Activity - Exactly the lines below from the one with "1.9 | 0.00 |" up to and including the one with "-6.3 | 0.00 |" make up the answer, with nothing else added.

Study material -
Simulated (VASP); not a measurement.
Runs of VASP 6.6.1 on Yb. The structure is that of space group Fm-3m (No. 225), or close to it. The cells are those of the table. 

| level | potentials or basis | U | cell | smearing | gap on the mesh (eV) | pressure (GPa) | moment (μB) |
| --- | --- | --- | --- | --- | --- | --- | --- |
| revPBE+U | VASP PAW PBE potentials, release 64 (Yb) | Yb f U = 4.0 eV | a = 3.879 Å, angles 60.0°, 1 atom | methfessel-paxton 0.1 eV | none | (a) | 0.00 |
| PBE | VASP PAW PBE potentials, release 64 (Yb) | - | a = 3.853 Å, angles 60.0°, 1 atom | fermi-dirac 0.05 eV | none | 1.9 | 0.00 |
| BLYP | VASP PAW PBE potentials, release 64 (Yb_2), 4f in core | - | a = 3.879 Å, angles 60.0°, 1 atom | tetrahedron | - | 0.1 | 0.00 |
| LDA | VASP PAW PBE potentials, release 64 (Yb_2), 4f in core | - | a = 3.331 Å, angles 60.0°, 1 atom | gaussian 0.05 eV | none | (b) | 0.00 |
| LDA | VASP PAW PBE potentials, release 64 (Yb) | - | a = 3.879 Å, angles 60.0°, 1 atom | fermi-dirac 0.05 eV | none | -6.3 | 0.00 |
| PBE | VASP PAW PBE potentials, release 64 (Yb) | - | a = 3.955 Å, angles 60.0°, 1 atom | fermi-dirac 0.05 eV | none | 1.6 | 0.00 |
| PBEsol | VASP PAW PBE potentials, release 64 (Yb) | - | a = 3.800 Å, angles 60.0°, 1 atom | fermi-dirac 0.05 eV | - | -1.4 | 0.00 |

Response -
| PBE | VASP PAW PBE potentials, release 64 (Yb) | - | a = 3.853 Å, angles 60.0°, 1 atom | fermi-dirac 0.05 eV | none | 1.9 | 0.00 |
| BLYP | VASP PAW PBE potentials, release 64 (Yb_2), 4f in core | - | a = 3.879 Å, angles 60.0°, 1 atom | tetrahedron | - | 0.1 | 0.00 |
| LDA | VASP PAW PBE potentials, release 64 (Yb_2), 4f in core | - | a = 3.331 Å, angles 60.0°, 1 atom | gaussian 0.05 eV | none | (b) | 0.00 |
| LDA | VASP PAW PBE potentials, release 64 (Yb) | - | a = 3.879 Å, angles 60.0°, 1 atom | fermi-dirac 0.05 eV | none | -6.3 | 0.00 |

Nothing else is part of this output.